The entries that follow include a run beginning at the line with "(2) List the excited states of the same spin." and ending at the line with "Charge-transfer states lie"; restate that run word for word and leave the rest out.

++++++

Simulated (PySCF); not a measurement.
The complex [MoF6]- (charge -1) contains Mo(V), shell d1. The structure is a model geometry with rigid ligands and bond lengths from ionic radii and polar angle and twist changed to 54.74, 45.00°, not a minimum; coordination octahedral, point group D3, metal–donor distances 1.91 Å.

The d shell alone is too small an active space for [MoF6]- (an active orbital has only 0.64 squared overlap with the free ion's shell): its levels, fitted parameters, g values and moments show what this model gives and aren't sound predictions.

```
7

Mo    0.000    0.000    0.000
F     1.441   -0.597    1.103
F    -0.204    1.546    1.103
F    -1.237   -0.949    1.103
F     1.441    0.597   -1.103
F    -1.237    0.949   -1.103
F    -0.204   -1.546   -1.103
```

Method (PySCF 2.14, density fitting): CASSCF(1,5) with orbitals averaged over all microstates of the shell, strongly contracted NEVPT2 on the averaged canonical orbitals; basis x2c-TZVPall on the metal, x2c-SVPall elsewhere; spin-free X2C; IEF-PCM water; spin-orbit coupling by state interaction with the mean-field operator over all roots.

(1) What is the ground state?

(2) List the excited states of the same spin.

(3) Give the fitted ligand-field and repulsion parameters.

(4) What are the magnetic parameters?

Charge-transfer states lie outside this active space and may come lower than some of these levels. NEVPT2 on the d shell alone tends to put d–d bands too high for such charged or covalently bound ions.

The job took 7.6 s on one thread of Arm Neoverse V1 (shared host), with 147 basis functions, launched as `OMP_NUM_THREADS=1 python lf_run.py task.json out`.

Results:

++++++

◆ RESULT
(2) List the excited states of the same spin.

(3) Give the fitted ligand-field and repulsion parameters.

(4) What are the magnetic parameters?

Charge-transfer states lie outside this active space and may come lower than some of these levels. NEVPT2 on the d shell alone tends to put d–d bands too high for such charged or covalently bound ions.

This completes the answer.